» WORK INSTRUCTION:
Exactly as they appear below, repeat the lines from the one with "Defect: B-vacancy pair" through the one with "Barriers: single points", and no others.

» PROVIDED RECORDS:
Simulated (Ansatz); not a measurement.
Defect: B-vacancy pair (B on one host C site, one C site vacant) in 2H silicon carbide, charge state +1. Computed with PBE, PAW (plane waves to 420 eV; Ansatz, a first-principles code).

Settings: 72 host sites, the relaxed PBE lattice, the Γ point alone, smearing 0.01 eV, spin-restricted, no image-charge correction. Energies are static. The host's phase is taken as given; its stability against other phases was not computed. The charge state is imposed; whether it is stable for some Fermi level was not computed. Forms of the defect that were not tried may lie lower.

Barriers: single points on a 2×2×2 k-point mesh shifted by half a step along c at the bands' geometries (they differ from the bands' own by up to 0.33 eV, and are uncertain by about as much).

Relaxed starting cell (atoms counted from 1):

» ANSWER SPACE:
Defect: B-vacancy pair (B on one host C site, one C site vacant) in 2H silicon carbide, charge state +1. Computed with PBE, PAW (plane waves to 420 eV; Ansatz, a first-principles code).

Settings: 72 host sites, the relaxed PBE lattice, the Γ point alone, smearing 0.01 eV, spin-restricted, no image-charge correction. Energies are static. The host's phase is taken as given; its stability against other phases was not computed. The charge state is imposed; whether it is stable for some Fermi level was not computed. Forms of the defect that were not tried may lie lower.

Barriers: single points on a 2×2×2 k-point mesh shifted by half a step along c at the bands' geometries (they differ from the bands' own by up to 0.33 eV, and are uncertain by about as much).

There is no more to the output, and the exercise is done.